WORK INSTRUCTION:
Please write out exactly, and only, the lines from the first in the material below to the line containing "Atom by atom", both included.

AVAILABLE DATA:
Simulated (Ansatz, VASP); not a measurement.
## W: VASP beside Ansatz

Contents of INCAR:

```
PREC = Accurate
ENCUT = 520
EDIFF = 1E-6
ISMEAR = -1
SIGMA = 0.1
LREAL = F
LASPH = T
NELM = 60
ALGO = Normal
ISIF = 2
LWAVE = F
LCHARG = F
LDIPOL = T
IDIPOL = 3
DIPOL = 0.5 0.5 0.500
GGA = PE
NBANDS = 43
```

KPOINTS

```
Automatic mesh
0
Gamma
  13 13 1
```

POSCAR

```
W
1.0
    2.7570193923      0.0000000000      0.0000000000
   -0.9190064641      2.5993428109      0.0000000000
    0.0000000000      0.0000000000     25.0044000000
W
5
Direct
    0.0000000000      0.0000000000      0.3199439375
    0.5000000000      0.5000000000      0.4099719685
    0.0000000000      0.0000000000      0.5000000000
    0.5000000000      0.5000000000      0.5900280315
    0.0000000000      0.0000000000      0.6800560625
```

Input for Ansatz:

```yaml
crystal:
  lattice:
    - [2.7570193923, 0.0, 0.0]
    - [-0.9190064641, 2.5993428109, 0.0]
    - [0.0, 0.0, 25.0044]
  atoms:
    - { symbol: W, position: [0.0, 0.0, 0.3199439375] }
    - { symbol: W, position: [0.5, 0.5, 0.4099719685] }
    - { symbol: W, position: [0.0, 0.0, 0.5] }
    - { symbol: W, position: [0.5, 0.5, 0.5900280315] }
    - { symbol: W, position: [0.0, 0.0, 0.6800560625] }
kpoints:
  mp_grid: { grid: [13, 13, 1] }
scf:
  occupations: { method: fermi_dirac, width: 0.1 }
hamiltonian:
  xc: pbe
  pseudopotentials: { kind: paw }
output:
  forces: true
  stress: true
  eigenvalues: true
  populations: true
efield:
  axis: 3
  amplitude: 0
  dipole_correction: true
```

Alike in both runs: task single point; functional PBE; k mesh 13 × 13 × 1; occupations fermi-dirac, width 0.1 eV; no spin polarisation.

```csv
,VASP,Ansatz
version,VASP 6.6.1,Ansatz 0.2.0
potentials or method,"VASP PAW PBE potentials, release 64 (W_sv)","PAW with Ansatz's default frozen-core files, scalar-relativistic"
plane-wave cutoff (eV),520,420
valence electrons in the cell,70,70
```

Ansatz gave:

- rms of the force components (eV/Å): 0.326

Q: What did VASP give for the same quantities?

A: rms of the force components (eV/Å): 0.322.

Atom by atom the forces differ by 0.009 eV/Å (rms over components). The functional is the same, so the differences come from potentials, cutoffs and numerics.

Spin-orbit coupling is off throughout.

RESULT:
Simulated (Ansatz, VASP); not a measurement.
## W: VASP beside Ansatz

Contents of INCAR:

```
PREC = Accurate
ENCUT = 520
EDIFF = 1E-6
ISMEAR = -1
SIGMA = 0.1
LREAL = F
LASPH = T
NELM = 60
ALGO = Normal
ISIF = 2
LWAVE = F
LCHARG = F
LDIPOL = T
IDIPOL = 3
DIPOL = 0.5 0.5 0.500
GGA = PE
NBANDS = 43
```

KPOINTS

```
Automatic mesh
0
Gamma
  13 13 1
```

POSCAR

```
W
1.0
    2.7570193923      0.0000000000      0.0000000000
   -0.9190064641      2.5993428109      0.0000000000
    0.0000000000      0.0000000000     25.0044000000
W
5
Direct
    0.0000000000      0.0000000000      0.3199439375
    0.5000000000      0.5000000000      0.4099719685
    0.0000000000      0.0000000000      0.5000000000
    0.5000000000      0.5000000000      0.5900280315
    0.0000000000      0.0000000000      0.6800560625
```

Input for Ansatz:

```yaml
crystal:
  lattice:
    - [2.7570193923, 0.0, 0.0]
    - [-0.9190064641, 2.5993428109, 0.0]
    - [0.0, 0.0, 25.0044]
  atoms:
    - { symbol: W, position: [0.0, 0.0, 0.3199439375] }
    - { symbol: W, position: [0.5, 0.5, 0.4099719685] }
    - { symbol: W, position: [0.0, 0.0, 0.5] }
    - { symbol: W, position: [0.5, 0.5, 0.5900280315] }
    - { symbol: W, position: [0.0, 0.0, 0.6800560625] }
kpoints:
  mp_grid: { grid: [13, 13, 1] }
scf:
  occupations: { method: fermi_dirac, width: 0.1 }
hamiltonian:
  xc: pbe
  pseudopotentials: { kind: paw }
output:
  forces: true
  stress: true
  eigenvalues: true
  populations: true
efield:
  axis: 3
  amplitude: 0
  dipole_correction: true
```

Alike in both runs: task single point; functional PBE; k mesh 13 × 13 × 1; occupations fermi-dirac, width 0.1 eV; no spin polarisation.

```csv
,VASP,Ansatz
version,VASP 6.6.1,Ansatz 0.2.0
potentials or method,"VASP PAW PBE potentials, release 64 (W_sv)","PAW with Ansatz's default frozen-core files, scalar-relativistic"
plane-wave cutoff (eV),520,420
valence electrons in the cell,70,70
```

Ansatz gave:

- rms of the force components (eV/Å): 0.326

Q: What did VASP give for the same quantities?

A: rms of the force components (eV/Å): 0.322.

Atom by atom the forces differ by 0.009 eV/Å (rms over components). The functional is the same, so the differences come from potentials, cutoffs and numerics.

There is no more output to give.